Nothing in the records may be altered; repeat them exactly.

• Dataset content
....

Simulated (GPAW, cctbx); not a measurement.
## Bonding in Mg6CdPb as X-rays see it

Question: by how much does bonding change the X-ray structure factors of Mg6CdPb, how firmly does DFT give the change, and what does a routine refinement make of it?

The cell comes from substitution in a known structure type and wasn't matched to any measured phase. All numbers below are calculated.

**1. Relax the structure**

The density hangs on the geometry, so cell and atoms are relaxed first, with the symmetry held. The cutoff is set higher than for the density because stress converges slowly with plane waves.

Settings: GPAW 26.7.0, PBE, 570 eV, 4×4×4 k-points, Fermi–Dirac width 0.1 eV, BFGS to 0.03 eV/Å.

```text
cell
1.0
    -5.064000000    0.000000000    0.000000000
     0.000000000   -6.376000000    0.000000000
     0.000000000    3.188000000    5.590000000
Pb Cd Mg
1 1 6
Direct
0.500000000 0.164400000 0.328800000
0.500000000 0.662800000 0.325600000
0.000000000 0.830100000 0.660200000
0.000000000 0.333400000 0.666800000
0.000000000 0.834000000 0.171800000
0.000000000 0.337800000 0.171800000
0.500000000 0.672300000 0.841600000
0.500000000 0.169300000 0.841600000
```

....

• Your solution
Simulated (GPAW, cctbx); not a measurement.
## Bonding in Mg6CdPb as X-rays see it

Question: by how much does bonding change the X-ray structure factors of Mg6CdPb, how firmly does DFT give the change, and what does a routine refinement make of it?

The cell comes from substitution in a known structure type and wasn't matched to any measured phase. All numbers below are calculated.

**1. Relax the structure**

The density hangs on the geometry, so cell and atoms are relaxed first, with the symmetry held. The cutoff is set higher than for the density because stress converges slowly with plane waves.

Settings: GPAW 26.7.0, PBE, 570 eV, 4×4×4 k-points, Fermi–Dirac width 0.1 eV, BFGS to 0.03 eV/Å.

```text
cell
1.0
    -5.064000000    0.000000000    0.000000000
     0.000000000   -6.376000000    0.000000000
     0.000000000    3.188000000    5.590000000
Pb Cd Mg
1 1 6
Direct
0.500000000 0.164400000 0.328800000
0.500000000 0.662800000 0.325600000
0.000000000 0.830100000 0.660200000
0.000000000 0.333400000 0.666800000
0.000000000 0.834000000 0.171800000
0.000000000 0.337800000 0.171800000
0.500000000 0.672300000 0.841600000
0.500000000 0.169300000 0.841600000
```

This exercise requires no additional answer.